▶ **DATA UNDER STUDY**
· · · · · · ·

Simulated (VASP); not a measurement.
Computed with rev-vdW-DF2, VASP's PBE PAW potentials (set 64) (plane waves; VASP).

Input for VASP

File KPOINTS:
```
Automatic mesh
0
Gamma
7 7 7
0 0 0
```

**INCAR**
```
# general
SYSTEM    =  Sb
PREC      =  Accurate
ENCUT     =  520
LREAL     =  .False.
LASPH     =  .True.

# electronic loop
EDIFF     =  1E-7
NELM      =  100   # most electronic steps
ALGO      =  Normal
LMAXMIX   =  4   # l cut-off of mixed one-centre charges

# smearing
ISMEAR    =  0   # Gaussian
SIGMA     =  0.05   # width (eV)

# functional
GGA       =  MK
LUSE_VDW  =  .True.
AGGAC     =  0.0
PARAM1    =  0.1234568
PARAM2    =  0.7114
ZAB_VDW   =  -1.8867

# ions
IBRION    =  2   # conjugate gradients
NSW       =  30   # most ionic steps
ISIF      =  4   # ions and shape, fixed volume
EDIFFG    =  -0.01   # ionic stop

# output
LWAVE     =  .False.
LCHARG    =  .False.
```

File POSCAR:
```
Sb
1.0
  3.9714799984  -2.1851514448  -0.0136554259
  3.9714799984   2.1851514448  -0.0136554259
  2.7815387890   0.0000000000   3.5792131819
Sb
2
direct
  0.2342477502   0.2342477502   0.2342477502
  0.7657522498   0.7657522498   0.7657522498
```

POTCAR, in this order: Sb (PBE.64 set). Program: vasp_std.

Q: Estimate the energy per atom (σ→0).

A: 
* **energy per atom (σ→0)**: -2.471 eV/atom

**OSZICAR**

· · · · · · ·

▶ **TASK ITEM**
Among the records above, a stretch begins at the line containing "Q: Estimate the energy per atom (σ→0)." and ends at the line containing "(σ→0)**: -2.471 eV/atom". Restate that stretch word for word, and nothing else.

▶ **EXERCISE RESPONSE**
Q: Estimate the energy per atom (σ→0).

A: 
* **energy per atom (σ→0)**: -2.471 eV/atom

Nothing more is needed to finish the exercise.